### BRIEF
Give back the full material exactly. Omit no line.

### EXTRACTED ENTRIES
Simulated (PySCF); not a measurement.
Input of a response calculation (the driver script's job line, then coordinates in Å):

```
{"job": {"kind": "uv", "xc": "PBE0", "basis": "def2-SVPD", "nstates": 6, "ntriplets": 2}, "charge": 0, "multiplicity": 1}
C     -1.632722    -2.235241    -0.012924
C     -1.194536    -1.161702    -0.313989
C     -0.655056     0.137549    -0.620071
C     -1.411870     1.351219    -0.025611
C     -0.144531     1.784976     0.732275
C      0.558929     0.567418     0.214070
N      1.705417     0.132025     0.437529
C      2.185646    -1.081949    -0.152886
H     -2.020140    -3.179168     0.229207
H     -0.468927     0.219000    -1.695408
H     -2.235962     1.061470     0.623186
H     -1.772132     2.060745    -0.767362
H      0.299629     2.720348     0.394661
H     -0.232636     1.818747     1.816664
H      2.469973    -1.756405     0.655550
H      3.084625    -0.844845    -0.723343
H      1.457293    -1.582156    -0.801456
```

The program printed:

### REPLY
Simulated (PySCF); not a measurement.
Input of a response calculation (the driver script's job line, then coordinates in Å):

```
{"job": {"kind": "uv", "xc": "PBE0", "basis": "def2-SVPD", "nstates": 6, "ntriplets": 2}, "charge": 0, "multiplicity": 1}
C     -1.632722    -2.235241    -0.012924
C     -1.194536    -1.161702    -0.313989
C     -0.655056     0.137549    -0.620071
C     -1.411870     1.351219    -0.025611
C     -0.144531     1.784976     0.732275
C      0.558929     0.567418     0.214070
N      1.705417     0.132025     0.437529
C      2.185646    -1.081949    -0.152886
H     -2.020140    -3.179168     0.229207
H     -0.468927     0.219000    -1.695408
H     -2.235962     1.061470     0.623186
H     -1.772132     2.060745    -0.767362
H      0.299629     2.720348     0.394661
H     -0.232636     1.818747     1.816664
H      2.469973    -1.756405     0.655550
H      3.084625    -0.844845    -0.723343
H      1.457293    -1.582156    -0.801456
```

The program printed:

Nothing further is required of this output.